========================================
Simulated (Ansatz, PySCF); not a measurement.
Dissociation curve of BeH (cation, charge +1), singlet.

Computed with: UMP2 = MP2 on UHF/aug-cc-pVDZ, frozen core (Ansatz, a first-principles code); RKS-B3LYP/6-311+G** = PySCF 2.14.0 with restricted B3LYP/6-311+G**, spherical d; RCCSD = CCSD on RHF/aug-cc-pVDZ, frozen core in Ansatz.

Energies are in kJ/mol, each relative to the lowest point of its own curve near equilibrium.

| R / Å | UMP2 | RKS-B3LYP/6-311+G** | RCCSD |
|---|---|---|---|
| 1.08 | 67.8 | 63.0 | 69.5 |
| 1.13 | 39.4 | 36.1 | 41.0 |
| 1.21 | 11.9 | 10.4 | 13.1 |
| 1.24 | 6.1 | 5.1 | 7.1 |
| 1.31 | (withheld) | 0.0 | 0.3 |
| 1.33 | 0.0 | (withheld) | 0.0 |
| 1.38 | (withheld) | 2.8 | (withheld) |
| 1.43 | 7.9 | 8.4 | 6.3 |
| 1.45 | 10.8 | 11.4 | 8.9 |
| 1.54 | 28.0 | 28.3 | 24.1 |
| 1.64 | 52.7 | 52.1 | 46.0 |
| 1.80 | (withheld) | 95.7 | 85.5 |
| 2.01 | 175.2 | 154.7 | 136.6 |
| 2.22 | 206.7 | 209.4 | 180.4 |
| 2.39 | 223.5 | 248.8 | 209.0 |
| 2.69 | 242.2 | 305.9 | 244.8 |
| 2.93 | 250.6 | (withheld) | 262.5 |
========================================

# ACTION ITEM
Repeat the material above in full so that each line matches the original exactly.

# WORKED SOLUTION
Simulated (Ansatz, PySCF); not a measurement.
Dissociation curve of BeH (cation, charge +1), singlet.

Computed with: UMP2 = MP2 on UHF/aug-cc-pVDZ, frozen core (Ansatz, a first-principles code); RKS-B3LYP/6-311+G** = PySCF 2.14.0 with restricted B3LYP/6-311+G**, spherical d; RCCSD = CCSD on RHF/aug-cc-pVDZ, frozen core in Ansatz.

Energies are in kJ/mol, each relative to the lowest point of its own curve near equilibrium.

| R / Å | UMP2 | RKS-B3LYP/6-311+G** | RCCSD |
|---|---|---|---|
| 1.08 | 67.8 | 63.0 | 69.5 |
| 1.13 | 39.4 | 36.1 | 41.0 |
| 1.21 | 11.9 | 10.4 | 13.1 |
| 1.24 | 6.1 | 5.1 | 7.1 |
| 1.31 | (withheld) | 0.0 | 0.3 |
| 1.33 | 0.0 | (withheld) | 0.0 |
| 1.38 | (withheld) | 2.8 | (withheld) |
| 1.43 | 7.9 | 8.4 | 6.3 |
| 1.45 | 10.8 | 11.4 | 8.9 |
| 1.54 | 28.0 | 28.3 | 24.1 |
| 1.64 | 52.7 | 52.1 | 46.0 |
| 1.80 | (withheld) | 95.7 | 85.5 |
| 2.01 | 175.2 | 154.7 | 136.6 |
| 2.22 | 206.7 | 209.4 | 180.4 |
| 2.39 | 223.5 | 248.8 | 209.0 |
| 2.69 | 242.2 | 305.9 | 244.8 |
| 2.93 | 250.6 | (withheld) | 262.5 |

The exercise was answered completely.